◆ ◆ ◆ ◆

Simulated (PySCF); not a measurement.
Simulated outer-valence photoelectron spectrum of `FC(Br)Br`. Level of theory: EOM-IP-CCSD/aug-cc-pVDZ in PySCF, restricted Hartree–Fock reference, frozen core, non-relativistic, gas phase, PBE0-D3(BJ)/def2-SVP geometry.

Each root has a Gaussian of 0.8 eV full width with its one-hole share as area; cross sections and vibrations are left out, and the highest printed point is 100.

◆ ◆ ◆ ◆

Activity
Could you repeat the listing above, exactly as it is shown?

Written reply
Simulated (PySCF); not a measurement.
Simulated outer-valence photoelectron spectrum of `FC(Br)Br`. Level of theory: EOM-IP-CCSD/aug-cc-pVDZ in PySCF, restricted Hartree–Fock reference, frozen core, non-relativistic, gas phase, PBE0-D3(BJ)/def2-SVP geometry.

Each root has a Gaussian of 0.8 eV full width with its one-hole share as area; cross sections and vibrations are left out, and the highest printed point is 100.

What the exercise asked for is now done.